■ Activity: Please restate the material below word for word, from the first line through the one that contains "A: B (4.5 s), A (15 s), C (59 s).", inclusive.

***

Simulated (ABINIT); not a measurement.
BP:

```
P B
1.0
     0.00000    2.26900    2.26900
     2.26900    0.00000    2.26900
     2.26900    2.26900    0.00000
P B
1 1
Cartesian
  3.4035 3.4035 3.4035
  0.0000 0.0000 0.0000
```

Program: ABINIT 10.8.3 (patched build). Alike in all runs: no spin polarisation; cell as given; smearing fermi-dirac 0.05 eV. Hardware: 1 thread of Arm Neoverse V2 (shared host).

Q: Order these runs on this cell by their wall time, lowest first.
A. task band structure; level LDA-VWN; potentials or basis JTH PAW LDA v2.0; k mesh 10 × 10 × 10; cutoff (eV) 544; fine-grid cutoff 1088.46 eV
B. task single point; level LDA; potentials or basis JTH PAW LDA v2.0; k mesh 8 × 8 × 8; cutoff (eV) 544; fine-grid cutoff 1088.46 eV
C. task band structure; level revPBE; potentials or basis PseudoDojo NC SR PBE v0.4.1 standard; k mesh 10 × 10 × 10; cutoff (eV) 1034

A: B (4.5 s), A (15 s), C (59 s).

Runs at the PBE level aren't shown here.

***

■ Task result:
Simulated (ABINIT); not a measurement.
BP:

```
P B
1.0
     0.00000    2.26900    2.26900
     2.26900    0.00000    2.26900
     2.26900    2.26900    0.00000
P B
1 1
Cartesian
  3.4035 3.4035 3.4035
  0.0000 0.0000 0.0000
```

Program: ABINIT 10.8.3 (patched build). Alike in all runs: no spin polarisation; cell as given; smearing fermi-dirac 0.05 eV. Hardware: 1 thread of Arm Neoverse V2 (shared host).

Q: Order these runs on this cell by their wall time, lowest first.
A. task band structure; level LDA-VWN; potentials or basis JTH PAW LDA v2.0; k mesh 10 × 10 × 10; cutoff (eV) 544; fine-grid cutoff 1088.46 eV
B. task single point; level LDA; potentials or basis JTH PAW LDA v2.0; k mesh 8 × 8 × 8; cutoff (eV) 544; fine-grid cutoff 1088.46 eV
C. task band structure; level revPBE; potentials or basis PseudoDojo NC SR PBE v0.4.1 standard; k mesh 10 × 10 × 10; cutoff (eV) 1034

A: B (4.5 s), A (15 s), C (59 s).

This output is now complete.